::: DATASET RECORDS

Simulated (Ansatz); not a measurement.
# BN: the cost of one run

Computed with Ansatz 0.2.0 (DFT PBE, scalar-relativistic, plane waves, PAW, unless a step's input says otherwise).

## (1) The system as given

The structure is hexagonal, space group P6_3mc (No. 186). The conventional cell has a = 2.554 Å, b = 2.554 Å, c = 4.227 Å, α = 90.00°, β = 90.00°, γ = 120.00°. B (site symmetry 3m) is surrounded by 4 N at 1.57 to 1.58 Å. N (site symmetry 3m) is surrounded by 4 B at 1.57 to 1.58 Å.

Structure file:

::::::

**WORK REQUEST:** Retype, exactly and in full, the lines above from the one containing "# BN: the cost of one run" through the one containing "The structure is".

**EXERCISE RESPONSE:**
# BN: the cost of one run

Computed with Ansatz 0.2.0 (DFT PBE, scalar-relativistic, plane waves, PAW, unless a step's input says otherwise).

## (1) The system as given

The structure is hexagonal, space group P6_3mc (No. 186). The conventional cell has a = 2.554 Å, b = 2.554 Å, c = 4.227 Å, α = 90.00°, β = 90.00°, γ = 120.00°. B (site symmetry 3m) is surrounded by 4 N at 1.57 to 1.58 Å. N (site symmetry 3m) is surrounded by 4 B at 1.57 to 1.58 Å.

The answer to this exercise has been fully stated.